─── EXTRACTED ENTRIES

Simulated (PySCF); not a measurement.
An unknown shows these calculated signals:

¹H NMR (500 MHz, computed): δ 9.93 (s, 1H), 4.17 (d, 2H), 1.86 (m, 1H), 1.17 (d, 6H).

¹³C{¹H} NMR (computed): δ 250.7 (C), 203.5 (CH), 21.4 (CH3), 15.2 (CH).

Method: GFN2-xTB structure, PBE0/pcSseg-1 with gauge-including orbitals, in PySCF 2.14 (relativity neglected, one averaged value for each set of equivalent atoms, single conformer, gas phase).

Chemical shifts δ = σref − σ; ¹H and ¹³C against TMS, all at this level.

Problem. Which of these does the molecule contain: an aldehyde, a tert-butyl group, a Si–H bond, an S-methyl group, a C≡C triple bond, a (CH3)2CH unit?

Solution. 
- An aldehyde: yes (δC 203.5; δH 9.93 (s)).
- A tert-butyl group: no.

──────

WORK TASK >> Going back to the entries above, set down exactly the lines that begin at the one with "Chemical shifts δ" and end at the one with "- An aldehyde: yes (δC 203.5; δH 9.93 (s)).", both included, and nothing else.

EXERCISE ANSWER >>
Chemical shifts δ = σref − σ; ¹H and ¹³C against TMS, all at this level.

Problem. Which of these does the molecule contain: an aldehyde, a tert-butyl group, a Si–H bond, an S-methyl group, a C≡C triple bond, a (CH3)2CH unit?

Solution. 
- An aldehyde: yes (δC 203.5; δH 9.93 (s)).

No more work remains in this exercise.